→ **TASK ITEM**:
Restate word for word every line from the top of the data below down through the line that holds "Aim: the vibrations".

□ □ □ □

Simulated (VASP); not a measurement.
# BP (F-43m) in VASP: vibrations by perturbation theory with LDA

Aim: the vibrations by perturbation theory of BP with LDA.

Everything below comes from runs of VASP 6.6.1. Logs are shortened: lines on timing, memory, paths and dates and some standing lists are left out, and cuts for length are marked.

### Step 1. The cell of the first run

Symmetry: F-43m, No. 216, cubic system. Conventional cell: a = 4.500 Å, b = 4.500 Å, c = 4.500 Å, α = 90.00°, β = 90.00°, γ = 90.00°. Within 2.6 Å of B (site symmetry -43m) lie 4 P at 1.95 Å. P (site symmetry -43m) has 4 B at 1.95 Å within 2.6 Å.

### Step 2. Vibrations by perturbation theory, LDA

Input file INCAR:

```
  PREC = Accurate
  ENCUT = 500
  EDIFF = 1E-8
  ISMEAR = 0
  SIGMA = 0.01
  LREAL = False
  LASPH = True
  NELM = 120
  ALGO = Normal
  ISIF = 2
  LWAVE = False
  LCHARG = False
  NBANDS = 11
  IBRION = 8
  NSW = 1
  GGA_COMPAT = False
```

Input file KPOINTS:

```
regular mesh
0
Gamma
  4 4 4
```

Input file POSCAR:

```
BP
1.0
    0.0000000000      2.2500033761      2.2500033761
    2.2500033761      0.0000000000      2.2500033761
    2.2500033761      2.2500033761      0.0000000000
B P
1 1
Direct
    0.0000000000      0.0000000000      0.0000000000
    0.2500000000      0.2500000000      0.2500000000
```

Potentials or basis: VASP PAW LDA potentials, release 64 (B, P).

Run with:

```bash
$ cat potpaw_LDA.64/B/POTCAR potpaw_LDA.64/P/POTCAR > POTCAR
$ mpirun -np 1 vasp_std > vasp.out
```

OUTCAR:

□ □ □ □

→ **RESPONSE AREA**:
Simulated (VASP); not a measurement.
# BP (F-43m) in VASP: vibrations by perturbation theory with LDA

Aim: the vibrations by perturbation theory of BP with LDA.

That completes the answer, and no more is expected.